Assignment - What is needed is an exact retyping of the records below, from the first line through the line that contains "The atoms aren't".

<<<<
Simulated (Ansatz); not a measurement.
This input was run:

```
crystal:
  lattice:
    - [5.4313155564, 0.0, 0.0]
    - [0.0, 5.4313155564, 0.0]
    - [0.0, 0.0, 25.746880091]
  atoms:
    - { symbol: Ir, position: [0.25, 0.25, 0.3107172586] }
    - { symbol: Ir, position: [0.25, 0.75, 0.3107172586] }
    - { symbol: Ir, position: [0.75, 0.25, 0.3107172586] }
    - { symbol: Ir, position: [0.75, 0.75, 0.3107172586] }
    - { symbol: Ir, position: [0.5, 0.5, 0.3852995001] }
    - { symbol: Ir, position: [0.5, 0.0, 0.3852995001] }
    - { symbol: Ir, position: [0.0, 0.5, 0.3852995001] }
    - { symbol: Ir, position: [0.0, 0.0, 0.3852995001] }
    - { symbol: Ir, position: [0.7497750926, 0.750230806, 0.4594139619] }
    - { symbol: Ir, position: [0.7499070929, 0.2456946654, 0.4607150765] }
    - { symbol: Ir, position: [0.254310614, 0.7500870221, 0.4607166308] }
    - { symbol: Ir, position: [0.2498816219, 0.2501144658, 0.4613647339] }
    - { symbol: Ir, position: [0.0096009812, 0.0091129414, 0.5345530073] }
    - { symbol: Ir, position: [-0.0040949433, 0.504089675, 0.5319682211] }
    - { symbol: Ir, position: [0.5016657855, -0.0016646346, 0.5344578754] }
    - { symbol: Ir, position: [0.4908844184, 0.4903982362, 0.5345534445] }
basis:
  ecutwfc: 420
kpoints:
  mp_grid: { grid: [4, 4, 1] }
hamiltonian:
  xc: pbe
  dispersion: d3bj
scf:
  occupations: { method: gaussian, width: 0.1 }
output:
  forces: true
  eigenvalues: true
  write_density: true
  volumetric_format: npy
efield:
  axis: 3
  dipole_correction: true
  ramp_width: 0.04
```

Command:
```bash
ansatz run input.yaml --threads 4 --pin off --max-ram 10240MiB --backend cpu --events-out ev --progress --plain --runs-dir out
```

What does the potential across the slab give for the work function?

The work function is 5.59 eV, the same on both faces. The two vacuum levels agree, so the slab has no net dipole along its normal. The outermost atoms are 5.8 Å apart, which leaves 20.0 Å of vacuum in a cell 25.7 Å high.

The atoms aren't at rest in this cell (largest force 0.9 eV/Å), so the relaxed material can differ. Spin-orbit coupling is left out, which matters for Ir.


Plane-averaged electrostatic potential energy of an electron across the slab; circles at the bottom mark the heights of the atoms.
>>>>

Answer box -
Simulated (Ansatz); not a measurement.
This input was run:

```
crystal:
  lattice:
    - [5.4313155564, 0.0, 0.0]
    - [0.0, 5.4313155564, 0.0]
    - [0.0, 0.0, 25.746880091]
  atoms:
    - { symbol: Ir, position: [0.25, 0.25, 0.3107172586] }
    - { symbol: Ir, position: [0.25, 0.75, 0.3107172586] }
    - { symbol: Ir, position: [0.75, 0.25, 0.3107172586] }
    - { symbol: Ir, position: [0.75, 0.75, 0.3107172586] }
    - { symbol: Ir, position: [0.5, 0.5, 0.3852995001] }
    - { symbol: Ir, position: [0.5, 0.0, 0.3852995001] }
    - { symbol: Ir, position: [0.0, 0.5, 0.3852995001] }
    - { symbol: Ir, position: [0.0, 0.0, 0.3852995001] }
    - { symbol: Ir, position: [0.7497750926, 0.750230806, 0.4594139619] }
    - { symbol: Ir, position: [0.7499070929, 0.2456946654, 0.4607150765] }
    - { symbol: Ir, position: [0.254310614, 0.7500870221, 0.4607166308] }
    - { symbol: Ir, position: [0.2498816219, 0.2501144658, 0.4613647339] }
    - { symbol: Ir, position: [0.0096009812, 0.0091129414, 0.5345530073] }
    - { symbol: Ir, position: [-0.0040949433, 0.504089675, 0.5319682211] }
    - { symbol: Ir, position: [0.5016657855, -0.0016646346, 0.5344578754] }
    - { symbol: Ir, position: [0.4908844184, 0.4903982362, 0.5345534445] }
basis:
  ecutwfc: 420
kpoints:
  mp_grid: { grid: [4, 4, 1] }
hamiltonian:
  xc: pbe
  dispersion: d3bj
scf:
  occupations: { method: gaussian, width: 0.1 }
output:
  forces: true
  eigenvalues: true
  write_density: true
  volumetric_format: npy
efield:
  axis: 3
  dipole_correction: true
  ramp_width: 0.04
```

Command:
```bash
ansatz run input.yaml --threads 4 --pin off --max-ram 10240MiB --backend cpu --events-out ev --progress --plain --runs-dir out
```

What does the potential across the slab give for the work function?

The work function is 5.59 eV, the same on both faces. The two vacuum levels agree, so the slab has no net dipole along its normal. The outermost atoms are 5.8 Å apart, which leaves 20.0 Å of vacuum in a cell 25.7 Å high.

The atoms aren't at rest in this cell (largest force 0.9 eV/Å), so the relaxed material can differ. Spin-orbit coupling is left out, which matters for Ir.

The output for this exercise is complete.